Dataset entries:
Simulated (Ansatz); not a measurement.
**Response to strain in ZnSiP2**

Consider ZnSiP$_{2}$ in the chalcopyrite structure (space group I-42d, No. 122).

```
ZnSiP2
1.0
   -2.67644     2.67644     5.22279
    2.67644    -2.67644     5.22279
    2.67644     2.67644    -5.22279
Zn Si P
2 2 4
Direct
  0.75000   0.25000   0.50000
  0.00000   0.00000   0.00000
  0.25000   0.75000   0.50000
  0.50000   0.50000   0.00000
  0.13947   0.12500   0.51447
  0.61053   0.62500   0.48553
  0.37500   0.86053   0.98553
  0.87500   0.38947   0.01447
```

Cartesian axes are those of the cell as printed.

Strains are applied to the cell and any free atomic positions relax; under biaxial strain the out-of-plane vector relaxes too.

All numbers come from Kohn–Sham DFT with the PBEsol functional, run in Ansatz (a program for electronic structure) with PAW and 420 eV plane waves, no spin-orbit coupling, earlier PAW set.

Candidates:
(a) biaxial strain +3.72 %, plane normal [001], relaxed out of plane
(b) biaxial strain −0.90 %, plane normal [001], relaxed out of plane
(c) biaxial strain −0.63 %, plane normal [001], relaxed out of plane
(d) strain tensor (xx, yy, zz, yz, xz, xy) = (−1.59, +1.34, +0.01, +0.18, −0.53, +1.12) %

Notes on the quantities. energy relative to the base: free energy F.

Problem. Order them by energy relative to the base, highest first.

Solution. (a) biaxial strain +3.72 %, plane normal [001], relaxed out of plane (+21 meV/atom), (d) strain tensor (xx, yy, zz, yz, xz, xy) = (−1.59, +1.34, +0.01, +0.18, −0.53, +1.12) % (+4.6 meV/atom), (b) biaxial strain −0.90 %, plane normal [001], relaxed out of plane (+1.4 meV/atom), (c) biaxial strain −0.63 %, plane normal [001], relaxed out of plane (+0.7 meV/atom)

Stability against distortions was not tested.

Activity: Return exactly the lines that run from the top of the listing above to the line containing "Strains are applied", please, keeping both end lines and leaving out everything else.

Task result:
Simulated (Ansatz); not a measurement.
**Response to strain in ZnSiP2**

Consider ZnSiP$_{2}$ in the chalcopyrite structure (space group I-42d, No. 122).

```
ZnSiP2
1.0
   -2.67644     2.67644     5.22279
    2.67644    -2.67644     5.22279
    2.67644     2.67644    -5.22279
Zn Si P
2 2 4
Direct
  0.75000   0.25000   0.50000
  0.00000   0.00000   0.00000
  0.25000   0.75000   0.50000
  0.50000   0.50000   0.00000
  0.13947   0.12500   0.51447
  0.61053   0.62500   0.48553
  0.37500   0.86053   0.98553
  0.87500   0.38947   0.01447
```

Cartesian axes are those of the cell as printed.

Strains are applied to the cell and any free atomic positions relax; under biaxial strain the out-of-plane vector relaxes too.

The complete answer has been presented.